Work order →
Word for word, retype every record in the listing.

Record extracts →
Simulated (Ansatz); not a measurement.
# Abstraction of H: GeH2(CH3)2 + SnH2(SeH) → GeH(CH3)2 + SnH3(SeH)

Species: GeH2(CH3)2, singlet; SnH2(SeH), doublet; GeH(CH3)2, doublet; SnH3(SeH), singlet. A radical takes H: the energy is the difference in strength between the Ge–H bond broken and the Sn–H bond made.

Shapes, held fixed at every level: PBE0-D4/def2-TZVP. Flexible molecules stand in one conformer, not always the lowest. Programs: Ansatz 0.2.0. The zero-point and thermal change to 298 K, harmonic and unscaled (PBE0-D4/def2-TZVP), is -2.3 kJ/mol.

Exercise answer →
Simulated (Ansatz); not a measurement.
# Abstraction of H: GeH2(CH3)2 + SnH2(SeH) → GeH(CH3)2 + SnH3(SeH)

Species: GeH2(CH3)2, singlet; SnH2(SeH), doublet; GeH(CH3)2, doublet; SnH3(SeH), singlet. A radical takes H: the energy is the difference in strength between the Ge–H bond broken and the Sn–H bond made.

Shapes, held fixed at every level: PBE0-D4/def2-TZVP. Flexible molecules stand in one conformer, not always the lowest. Programs: Ansatz 0.2.0. The zero-point and thermal change to 298 K, harmonic and unscaled (PBE0-D4/def2-TZVP), is -2.3 kJ/mol.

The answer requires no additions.